BEGIN Supplied records

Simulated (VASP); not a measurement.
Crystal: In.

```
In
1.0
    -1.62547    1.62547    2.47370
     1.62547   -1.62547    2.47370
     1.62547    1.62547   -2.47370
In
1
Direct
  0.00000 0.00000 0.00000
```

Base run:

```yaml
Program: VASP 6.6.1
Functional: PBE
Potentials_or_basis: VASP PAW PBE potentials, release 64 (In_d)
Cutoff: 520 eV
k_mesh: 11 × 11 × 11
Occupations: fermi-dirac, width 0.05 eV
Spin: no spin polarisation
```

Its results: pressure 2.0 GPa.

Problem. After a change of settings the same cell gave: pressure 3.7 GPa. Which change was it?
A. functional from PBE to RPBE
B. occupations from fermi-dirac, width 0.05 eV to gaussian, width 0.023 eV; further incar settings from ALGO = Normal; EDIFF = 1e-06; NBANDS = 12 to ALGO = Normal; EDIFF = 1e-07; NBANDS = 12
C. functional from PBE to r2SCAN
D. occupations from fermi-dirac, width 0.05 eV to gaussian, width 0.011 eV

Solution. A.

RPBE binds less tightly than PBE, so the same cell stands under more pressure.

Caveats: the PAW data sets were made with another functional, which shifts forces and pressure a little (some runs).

END Supplied records

● **Work order**
Write the entries out once more, exactly as they appear.

● **Answer section**
Simulated (VASP); not a measurement.
Crystal: In.

```
In
1.0
    -1.62547    1.62547    2.47370
     1.62547   -1.62547    2.47370
     1.62547    1.62547   -2.47370
In
1
Direct
  0.00000 0.00000 0.00000
```

Base run:

```yaml
Program: VASP 6.6.1
Functional: PBE
Potentials_or_basis: VASP PAW PBE potentials, release 64 (In_d)
Cutoff: 520 eV
k_mesh: 11 × 11 × 11
Occupations: fermi-dirac, width 0.05 eV
Spin: no spin polarisation
```

Its results: pressure 2.0 GPa.

Problem. After a change of settings the same cell gave: pressure 3.7 GPa. Which change was it?
A. functional from PBE to RPBE
B. occupations from fermi-dirac, width 0.05 eV to gaussian, width 0.023 eV; further incar settings from ALGO = Normal; EDIFF = 1e-06; NBANDS = 12 to ALGO = Normal; EDIFF = 1e-07; NBANDS = 12
C. functional from PBE to r2SCAN
D. occupations from fermi-dirac, width 0.05 eV to gaussian, width 0.011 eV

Solution. A.

RPBE binds less tightly than PBE, so the same cell stands under more pressure.

Caveats: the PAW data sets were made with another functional, which shifts forces and pressure a little (some runs).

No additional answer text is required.